WORK ITEM:
Beginning with the line that holds "Question: Where would" in the data below, give again every line through the one that holds "These values come", exactly as written.

ENTRIES SUPPLIED:
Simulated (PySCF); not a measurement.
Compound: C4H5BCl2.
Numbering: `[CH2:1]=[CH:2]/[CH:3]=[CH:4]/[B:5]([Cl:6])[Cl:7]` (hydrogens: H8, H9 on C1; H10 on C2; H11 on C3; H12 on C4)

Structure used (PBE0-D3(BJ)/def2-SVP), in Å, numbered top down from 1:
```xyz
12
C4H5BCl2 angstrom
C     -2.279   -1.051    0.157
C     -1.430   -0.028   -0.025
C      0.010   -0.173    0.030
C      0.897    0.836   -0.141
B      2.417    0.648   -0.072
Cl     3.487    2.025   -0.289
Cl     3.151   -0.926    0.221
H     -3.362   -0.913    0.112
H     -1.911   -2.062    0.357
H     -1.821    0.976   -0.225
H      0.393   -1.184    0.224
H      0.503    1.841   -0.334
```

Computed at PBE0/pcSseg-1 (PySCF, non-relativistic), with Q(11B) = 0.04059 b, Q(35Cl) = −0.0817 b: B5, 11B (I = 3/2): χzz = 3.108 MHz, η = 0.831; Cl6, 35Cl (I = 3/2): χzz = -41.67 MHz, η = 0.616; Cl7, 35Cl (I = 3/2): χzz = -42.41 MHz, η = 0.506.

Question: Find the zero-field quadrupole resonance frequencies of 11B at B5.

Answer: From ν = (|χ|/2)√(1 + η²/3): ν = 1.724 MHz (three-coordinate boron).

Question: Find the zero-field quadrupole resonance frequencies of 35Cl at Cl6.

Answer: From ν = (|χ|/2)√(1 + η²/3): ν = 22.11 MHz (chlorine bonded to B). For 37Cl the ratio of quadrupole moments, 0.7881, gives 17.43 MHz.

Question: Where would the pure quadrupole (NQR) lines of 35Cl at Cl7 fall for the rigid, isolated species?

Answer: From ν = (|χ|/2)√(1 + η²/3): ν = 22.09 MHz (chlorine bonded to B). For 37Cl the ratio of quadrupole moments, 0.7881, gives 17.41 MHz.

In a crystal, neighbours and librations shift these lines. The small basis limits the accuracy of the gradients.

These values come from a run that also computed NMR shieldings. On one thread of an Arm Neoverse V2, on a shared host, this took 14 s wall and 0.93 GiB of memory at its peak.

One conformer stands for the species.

WRITTEN ANSWER:
Question: Where would the pure quadrupole (NQR) lines of 35Cl at Cl7 fall for the rigid, isolated species?

Answer: From ν = (|χ|/2)√(1 + η²/3): ν = 22.09 MHz (chlorine bonded to B). For 37Cl the ratio of quadrupole moments, 0.7881, gives 17.41 MHz.

In a crystal, neighbours and librations shift these lines. The small basis limits the accuracy of the gradients.

These values come from a run that also computed NMR shieldings. On one thread of an Arm Neoverse V2, on a shared host, this took 14 s wall and 0.93 GiB of memory at its peak.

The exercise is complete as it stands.